■ ■ ■
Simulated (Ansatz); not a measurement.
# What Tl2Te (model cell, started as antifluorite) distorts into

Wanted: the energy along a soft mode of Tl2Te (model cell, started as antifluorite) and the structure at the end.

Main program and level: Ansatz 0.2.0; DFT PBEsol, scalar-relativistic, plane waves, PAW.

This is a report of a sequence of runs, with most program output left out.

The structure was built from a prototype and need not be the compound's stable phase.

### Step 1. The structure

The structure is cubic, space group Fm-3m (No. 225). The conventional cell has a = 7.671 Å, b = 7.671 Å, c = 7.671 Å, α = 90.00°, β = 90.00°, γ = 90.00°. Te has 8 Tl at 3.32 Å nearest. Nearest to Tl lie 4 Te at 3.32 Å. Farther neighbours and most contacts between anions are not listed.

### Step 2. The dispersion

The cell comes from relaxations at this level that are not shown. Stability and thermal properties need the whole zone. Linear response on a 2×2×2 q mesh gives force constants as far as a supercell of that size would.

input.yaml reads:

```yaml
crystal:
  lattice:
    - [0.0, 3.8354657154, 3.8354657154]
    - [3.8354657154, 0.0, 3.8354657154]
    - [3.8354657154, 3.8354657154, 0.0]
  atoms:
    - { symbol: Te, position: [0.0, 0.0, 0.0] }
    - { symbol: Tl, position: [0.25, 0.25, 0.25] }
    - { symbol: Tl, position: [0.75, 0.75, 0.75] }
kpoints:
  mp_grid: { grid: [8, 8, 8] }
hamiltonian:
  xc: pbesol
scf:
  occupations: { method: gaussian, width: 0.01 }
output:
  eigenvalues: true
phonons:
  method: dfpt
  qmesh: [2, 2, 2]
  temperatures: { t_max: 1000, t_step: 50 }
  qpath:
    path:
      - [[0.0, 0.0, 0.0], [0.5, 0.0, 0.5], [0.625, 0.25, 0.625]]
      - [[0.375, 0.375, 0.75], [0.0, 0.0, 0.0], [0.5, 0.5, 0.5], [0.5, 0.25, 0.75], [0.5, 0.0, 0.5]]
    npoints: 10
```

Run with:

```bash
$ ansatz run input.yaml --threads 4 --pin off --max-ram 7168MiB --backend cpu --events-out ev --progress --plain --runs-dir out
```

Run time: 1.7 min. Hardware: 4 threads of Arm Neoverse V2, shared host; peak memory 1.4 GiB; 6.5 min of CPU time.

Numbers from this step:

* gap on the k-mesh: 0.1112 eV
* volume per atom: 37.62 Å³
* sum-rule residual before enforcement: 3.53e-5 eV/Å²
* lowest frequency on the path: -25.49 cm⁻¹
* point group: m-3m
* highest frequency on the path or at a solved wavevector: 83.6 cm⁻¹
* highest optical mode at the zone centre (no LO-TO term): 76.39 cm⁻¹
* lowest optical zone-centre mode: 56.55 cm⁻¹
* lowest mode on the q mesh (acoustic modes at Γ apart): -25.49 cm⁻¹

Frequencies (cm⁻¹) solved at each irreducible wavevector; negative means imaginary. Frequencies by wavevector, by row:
■ ■ ■

*Assigned task*
Everything from the first line above up to and including the line that contains "Wanted: the energy" should be printed exactly; please print only that.

*Your response*
Simulated (Ansatz); not a measurement.
# What Tl2Te (model cell, started as antifluorite) distorts into

Wanted: the energy along a soft mode of Tl2Te (model cell, started as antifluorite) and the structure at the end.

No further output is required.